Below are some entries. Reproduce them word for word.

** GIVEN ENTRIES follows **
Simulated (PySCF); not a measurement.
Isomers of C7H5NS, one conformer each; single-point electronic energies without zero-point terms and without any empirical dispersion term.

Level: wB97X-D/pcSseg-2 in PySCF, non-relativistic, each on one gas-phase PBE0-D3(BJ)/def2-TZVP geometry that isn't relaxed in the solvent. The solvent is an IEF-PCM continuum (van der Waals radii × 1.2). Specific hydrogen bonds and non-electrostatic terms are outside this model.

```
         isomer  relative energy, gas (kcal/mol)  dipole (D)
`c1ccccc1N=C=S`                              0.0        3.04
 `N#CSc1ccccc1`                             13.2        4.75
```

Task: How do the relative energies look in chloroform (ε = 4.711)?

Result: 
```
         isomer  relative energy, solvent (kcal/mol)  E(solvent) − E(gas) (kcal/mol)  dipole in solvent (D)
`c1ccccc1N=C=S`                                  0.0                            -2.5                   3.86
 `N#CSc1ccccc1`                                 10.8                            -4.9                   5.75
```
** End of GIVEN ENTRIES **

**EXERCISE ANSWER:**
Simulated (PySCF); not a measurement.
Isomers of C7H5NS, one conformer each; single-point electronic energies without zero-point terms and without any empirical dispersion term.

Level: wB97X-D/pcSseg-2 in PySCF, non-relativistic, each on one gas-phase PBE0-D3(BJ)/def2-TZVP geometry that isn't relaxed in the solvent. The solvent is an IEF-PCM continuum (van der Waals radii × 1.2). Specific hydrogen bonds and non-electrostatic terms are outside this model.

```
         isomer  relative energy, gas (kcal/mol)  dipole (D)
`c1ccccc1N=C=S`                              0.0        3.04
 `N#CSc1ccccc1`                             13.2        4.75
```

Task: How do the relative energies look in chloroform (ε = 4.711)?

Result: 
```
         isomer  relative energy, solvent (kcal/mol)  E(solvent) − E(gas) (kcal/mol)  dipole in solvent (D)
`c1ccccc1N=C=S`                                  0.0                            -2.5                   3.86
 `N#CSc1ccccc1`                                 10.8                            -4.9                   5.75
```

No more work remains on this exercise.